**Entries provided**
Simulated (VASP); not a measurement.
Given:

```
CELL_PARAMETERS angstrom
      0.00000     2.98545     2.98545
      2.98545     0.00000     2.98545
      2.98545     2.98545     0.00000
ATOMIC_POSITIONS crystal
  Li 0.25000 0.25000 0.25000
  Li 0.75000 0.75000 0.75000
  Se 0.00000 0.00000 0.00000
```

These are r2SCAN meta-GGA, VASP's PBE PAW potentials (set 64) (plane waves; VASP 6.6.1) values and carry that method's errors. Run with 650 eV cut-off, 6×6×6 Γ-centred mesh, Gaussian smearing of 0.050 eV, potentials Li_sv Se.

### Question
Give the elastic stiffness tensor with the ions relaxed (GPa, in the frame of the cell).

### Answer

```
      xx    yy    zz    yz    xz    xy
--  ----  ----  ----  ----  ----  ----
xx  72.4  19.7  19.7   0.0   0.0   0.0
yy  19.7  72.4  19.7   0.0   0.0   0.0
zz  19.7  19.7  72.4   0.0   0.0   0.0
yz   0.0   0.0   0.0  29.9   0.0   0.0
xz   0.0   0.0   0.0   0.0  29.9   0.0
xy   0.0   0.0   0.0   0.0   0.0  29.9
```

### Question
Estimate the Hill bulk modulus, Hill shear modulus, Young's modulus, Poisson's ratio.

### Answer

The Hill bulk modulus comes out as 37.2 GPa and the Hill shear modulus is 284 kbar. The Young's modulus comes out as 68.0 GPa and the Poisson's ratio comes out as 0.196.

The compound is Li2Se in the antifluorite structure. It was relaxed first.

**Activity**
The range runs from the line above containing "Give the elastic" to the line containing "The Hill bulk modulus comes", inclusive. Restate those lines word for word and no others.

**Answer space**
Give the elastic stiffness tensor with the ions relaxed (GPa, in the frame of the cell).

### Answer

```
      xx    yy    zz    yz    xz    xy
--  ----  ----  ----  ----  ----  ----
xx  72.4  19.7  19.7   0.0   0.0   0.0
yy  19.7  72.4  19.7   0.0   0.0   0.0
zz  19.7  19.7  72.4   0.0   0.0   0.0
yz   0.0   0.0   0.0  29.9   0.0   0.0
xz   0.0   0.0   0.0   0.0  29.9   0.0
xy   0.0   0.0   0.0   0.0   0.0  29.9
```

### Question
Estimate the Hill bulk modulus, Hill shear modulus, Young's modulus, Poisson's ratio.

### Answer

The Hill bulk modulus comes out as 37.2 GPa and the Hill shear modulus is 284 kbar. The Young's modulus comes out as 68.0 GPa and the Poisson's ratio comes out as 0.196.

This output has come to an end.